Data records:
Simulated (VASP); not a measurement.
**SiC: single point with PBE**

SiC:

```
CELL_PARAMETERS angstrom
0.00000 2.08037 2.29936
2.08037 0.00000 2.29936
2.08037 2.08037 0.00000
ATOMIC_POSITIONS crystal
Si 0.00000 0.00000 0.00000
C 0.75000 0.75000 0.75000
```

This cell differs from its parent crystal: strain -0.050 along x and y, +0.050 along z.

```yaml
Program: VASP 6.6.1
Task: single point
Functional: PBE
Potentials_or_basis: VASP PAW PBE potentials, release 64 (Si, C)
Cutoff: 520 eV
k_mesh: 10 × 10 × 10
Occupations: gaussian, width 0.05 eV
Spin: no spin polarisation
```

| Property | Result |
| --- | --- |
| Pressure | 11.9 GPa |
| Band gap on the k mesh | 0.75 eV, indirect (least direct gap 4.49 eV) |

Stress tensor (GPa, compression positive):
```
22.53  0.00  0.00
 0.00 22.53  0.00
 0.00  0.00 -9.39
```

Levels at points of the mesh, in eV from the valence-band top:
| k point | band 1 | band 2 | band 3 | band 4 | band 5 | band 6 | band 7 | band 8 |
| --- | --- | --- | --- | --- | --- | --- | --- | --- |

Required action: Repeat verbatim the opening run of entries, ending with the line that contains "7 | band 8 |".

Exercise solution:
Simulated (VASP); not a measurement.
**SiC: single point with PBE**

SiC:

```
CELL_PARAMETERS angstrom
0.00000 2.08037 2.29936
2.08037 0.00000 2.29936
2.08037 2.08037 0.00000
ATOMIC_POSITIONS crystal
Si 0.00000 0.00000 0.00000
C 0.75000 0.75000 0.75000
```

This cell differs from its parent crystal: strain -0.050 along x and y, +0.050 along z.

```yaml
Program: VASP 6.6.1
Task: single point
Functional: PBE
Potentials_or_basis: VASP PAW PBE potentials, release 64 (Si, C)
Cutoff: 520 eV
k_mesh: 10 × 10 × 10
Occupations: gaussian, width 0.05 eV
Spin: no spin polarisation
```

| Property | Result |
| --- | --- |
| Pressure | 11.9 GPa |
| Band gap on the k mesh | 0.75 eV, indirect (least direct gap 4.49 eV) |

Stress tensor (GPa, compression positive):
```
22.53  0.00  0.00
 0.00 22.53  0.00
 0.00  0.00 -9.39
```

Levels at points of the mesh, in eV from the valence-band top:
| k point | band 1 | band 2 | band 3 | band 4 | band 5 | band 6 | band 7 | band 8 |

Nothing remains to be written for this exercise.